__EXCERPTED DATA__
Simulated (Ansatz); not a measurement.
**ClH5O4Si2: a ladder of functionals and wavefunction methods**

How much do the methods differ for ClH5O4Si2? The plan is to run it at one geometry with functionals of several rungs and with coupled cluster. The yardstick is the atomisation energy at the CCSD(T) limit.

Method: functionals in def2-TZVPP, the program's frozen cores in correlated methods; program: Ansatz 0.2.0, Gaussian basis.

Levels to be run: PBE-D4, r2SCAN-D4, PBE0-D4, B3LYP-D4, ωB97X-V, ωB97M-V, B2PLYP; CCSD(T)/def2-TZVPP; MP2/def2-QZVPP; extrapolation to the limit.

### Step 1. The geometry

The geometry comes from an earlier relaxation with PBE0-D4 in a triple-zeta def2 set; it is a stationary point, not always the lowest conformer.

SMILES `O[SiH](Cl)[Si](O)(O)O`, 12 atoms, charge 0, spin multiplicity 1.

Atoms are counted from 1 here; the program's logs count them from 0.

__WORK REQUEST__
All lines from the beginning of the entries through the line marked "spin multiplicity 1." are to be output exactly; nothing else belongs in the answer.

__EXERCISE OUTPUT__
Simulated (Ansatz); not a measurement.
**ClH5O4Si2: a ladder of functionals and wavefunction methods**

How much do the methods differ for ClH5O4Si2? The plan is to run it at one geometry with functionals of several rungs and with coupled cluster. The yardstick is the atomisation energy at the CCSD(T) limit.

Method: functionals in def2-TZVPP, the program's frozen cores in correlated methods; program: Ansatz 0.2.0, Gaussian basis.

Levels to be run: PBE-D4, r2SCAN-D4, PBE0-D4, B3LYP-D4, ωB97X-V, ωB97M-V, B2PLYP; CCSD(T)/def2-TZVPP; MP2/def2-QZVPP; extrapolation to the limit.

### Step 1. The geometry

The geometry comes from an earlier relaxation with PBE0-D4 in a triple-zeta def2 set; it is a stationary point, not always the lowest conformer.

SMILES `O[SiH](Cl)[Si](O)(O)O`, 12 atoms, charge 0, spin multiplicity 1.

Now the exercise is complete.